# Data section
═══
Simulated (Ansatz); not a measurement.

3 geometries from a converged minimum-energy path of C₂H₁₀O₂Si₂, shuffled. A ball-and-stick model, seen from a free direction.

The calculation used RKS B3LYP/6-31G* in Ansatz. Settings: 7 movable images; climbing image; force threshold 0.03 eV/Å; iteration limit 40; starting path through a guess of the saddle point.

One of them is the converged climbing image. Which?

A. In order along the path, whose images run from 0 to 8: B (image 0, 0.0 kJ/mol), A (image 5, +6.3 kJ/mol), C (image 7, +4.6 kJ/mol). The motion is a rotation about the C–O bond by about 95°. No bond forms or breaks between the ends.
═══

# Action item
Write out a verbatim copy of the data, beginning with its first line and ending with the line that contains "One of them".

# Exercise output
Simulated (Ansatz); not a measurement.

3 geometries from a converged minimum-energy path of C₂H₁₀O₂Si₂, shuffled. A ball-and-stick model, seen from a free direction.

The calculation used RKS B3LYP/6-31G* in Ansatz. Settings: 7 movable images; climbing image; force threshold 0.03 eV/Å; iteration limit 40; starting path through a guess of the saddle point.

One of them is the converged climbing image. Which?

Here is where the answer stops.